**Task item**: Restate the records that follow. Every word must match.

**Data listing**:
•••••

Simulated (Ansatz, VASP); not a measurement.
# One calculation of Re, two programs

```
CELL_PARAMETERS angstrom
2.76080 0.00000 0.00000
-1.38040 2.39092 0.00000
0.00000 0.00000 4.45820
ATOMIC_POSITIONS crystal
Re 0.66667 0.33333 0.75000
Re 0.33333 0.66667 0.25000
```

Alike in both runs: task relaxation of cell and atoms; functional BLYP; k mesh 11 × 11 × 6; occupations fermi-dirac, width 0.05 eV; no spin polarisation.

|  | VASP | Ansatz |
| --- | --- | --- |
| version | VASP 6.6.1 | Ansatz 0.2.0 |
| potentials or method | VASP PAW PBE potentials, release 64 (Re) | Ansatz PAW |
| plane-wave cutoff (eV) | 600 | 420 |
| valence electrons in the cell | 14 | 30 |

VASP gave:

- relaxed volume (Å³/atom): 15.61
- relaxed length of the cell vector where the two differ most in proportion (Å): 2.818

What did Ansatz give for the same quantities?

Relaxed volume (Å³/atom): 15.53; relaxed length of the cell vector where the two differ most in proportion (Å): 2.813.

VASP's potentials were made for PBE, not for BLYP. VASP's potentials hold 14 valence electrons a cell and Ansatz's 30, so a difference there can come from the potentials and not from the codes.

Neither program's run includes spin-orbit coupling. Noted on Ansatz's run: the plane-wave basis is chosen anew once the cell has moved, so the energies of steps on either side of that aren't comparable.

•••••

**Your response**:
Simulated (Ansatz, VASP); not a measurement.
# One calculation of Re, two programs

```
CELL_PARAMETERS angstrom
2.76080 0.00000 0.00000
-1.38040 2.39092 0.00000
0.00000 0.00000 4.45820
ATOMIC_POSITIONS crystal
Re 0.66667 0.33333 0.75000
Re 0.33333 0.66667 0.25000
```

Alike in both runs: task relaxation of cell and atoms; functional BLYP; k mesh 11 × 11 × 6; occupations fermi-dirac, width 0.05 eV; no spin polarisation.

|  | VASP | Ansatz |
| --- | --- | --- |
| version | VASP 6.6.1 | Ansatz 0.2.0 |
| potentials or method | VASP PAW PBE potentials, release 64 (Re) | Ansatz PAW |
| plane-wave cutoff (eV) | 600 | 420 |
| valence electrons in the cell | 14 | 30 |

VASP gave:

- relaxed volume (Å³/atom): 15.61
- relaxed length of the cell vector where the two differ most in proportion (Å): 2.818

What did Ansatz give for the same quantities?

Relaxed volume (Å³/atom): 15.53; relaxed length of the cell vector where the two differ most in proportion (Å): 2.813.

VASP's potentials were made for PBE, not for BLYP. VASP's potentials hold 14 valence electrons a cell and Ansatz's 30, so a difference there can come from the potentials and not from the codes.

Neither program's run includes spin-orbit coupling. Noted on Ansatz's run: the plane-wave basis is chosen anew once the cell has moved, so the energies of steps on either side of that aren't comparable.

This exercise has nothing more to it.